#### WORK REQUEST
Given the records below, would you repeat exactly the lines that begin at the one containing "All numbers below" and end at the one containing "Panel B: −8.3", inclusive?

(DATA PROVIDED begins)
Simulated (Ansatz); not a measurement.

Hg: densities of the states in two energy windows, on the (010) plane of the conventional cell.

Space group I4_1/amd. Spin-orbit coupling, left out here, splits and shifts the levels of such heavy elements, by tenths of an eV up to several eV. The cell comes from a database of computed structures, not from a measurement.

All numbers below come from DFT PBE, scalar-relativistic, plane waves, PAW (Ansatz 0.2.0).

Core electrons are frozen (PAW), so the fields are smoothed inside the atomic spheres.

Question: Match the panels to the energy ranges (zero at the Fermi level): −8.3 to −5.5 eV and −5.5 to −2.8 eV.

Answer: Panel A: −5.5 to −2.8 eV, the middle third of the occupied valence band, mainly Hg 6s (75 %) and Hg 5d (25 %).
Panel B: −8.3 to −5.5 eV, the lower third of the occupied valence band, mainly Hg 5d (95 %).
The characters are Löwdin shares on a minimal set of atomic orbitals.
(DATA PROVIDED ends)

#### RESPONSE
All numbers below come from DFT PBE, scalar-relativistic, plane waves, PAW (Ansatz 0.2.0).

Core electrons are frozen (PAW), so the fields are smoothed inside the atomic spheres.

Question: Match the panels to the energy ranges (zero at the Fermi level): −8.3 to −5.5 eV and −5.5 to −2.8 eV.

Answer: Panel A: −5.5 to −2.8 eV, the middle third of the occupied valence band, mainly Hg 6s (75 %) and Hg 5d (25 %).
Panel B: −8.3 to −5.5 eV, the lower third of the occupied valence band, mainly Hg 5d (95 %).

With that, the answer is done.